───── Data to examine ─────

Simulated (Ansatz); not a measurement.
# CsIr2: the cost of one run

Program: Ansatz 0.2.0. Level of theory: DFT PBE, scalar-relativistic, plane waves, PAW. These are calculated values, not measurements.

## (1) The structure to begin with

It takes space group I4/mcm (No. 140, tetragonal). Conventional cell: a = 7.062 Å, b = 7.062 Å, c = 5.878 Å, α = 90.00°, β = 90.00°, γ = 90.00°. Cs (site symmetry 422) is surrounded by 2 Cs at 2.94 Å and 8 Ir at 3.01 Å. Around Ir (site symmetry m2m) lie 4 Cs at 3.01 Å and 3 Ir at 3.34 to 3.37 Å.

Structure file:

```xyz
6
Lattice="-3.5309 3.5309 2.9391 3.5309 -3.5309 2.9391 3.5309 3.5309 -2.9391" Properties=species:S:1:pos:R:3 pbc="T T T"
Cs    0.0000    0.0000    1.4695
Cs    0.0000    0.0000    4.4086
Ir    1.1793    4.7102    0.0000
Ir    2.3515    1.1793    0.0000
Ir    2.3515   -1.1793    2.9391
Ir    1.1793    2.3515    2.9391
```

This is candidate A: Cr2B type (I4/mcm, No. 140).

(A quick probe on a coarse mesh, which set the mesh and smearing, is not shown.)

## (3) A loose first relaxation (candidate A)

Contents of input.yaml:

─────

## Work order
Reproduce every record exactly, line by line.

## Answer box
Simulated (Ansatz); not a measurement.
# CsIr2: the cost of one run

Program: Ansatz 0.2.0. Level of theory: DFT PBE, scalar-relativistic, plane waves, PAW. These are calculated values, not measurements.

## (1) The structure to begin with

It takes space group I4/mcm (No. 140, tetragonal). Conventional cell: a = 7.062 Å, b = 7.062 Å, c = 5.878 Å, α = 90.00°, β = 90.00°, γ = 90.00°. Cs (site symmetry 422) is surrounded by 2 Cs at 2.94 Å and 8 Ir at 3.01 Å. Around Ir (site symmetry m2m) lie 4 Cs at 3.01 Å and 3 Ir at 3.34 to 3.37 Å.

Structure file:

```xyz
6
Lattice="-3.5309 3.5309 2.9391 3.5309 -3.5309 2.9391 3.5309 3.5309 -2.9391" Properties=species:S:1:pos:R:3 pbc="T T T"
Cs    0.0000    0.0000    1.4695
Cs    0.0000    0.0000    4.4086
Ir    1.1793    4.7102    0.0000
Ir    2.3515    1.1793    0.0000
Ir    2.3515   -1.1793    2.9391
Ir    1.1793    2.3515    2.9391
```

This is candidate A: Cr2B type (I4/mcm, No. 140).

(A quick probe on a coarse mesh, which set the mesh and smearing, is not shown.)

## (3) A loose first relaxation (candidate A)

Contents of input.yaml:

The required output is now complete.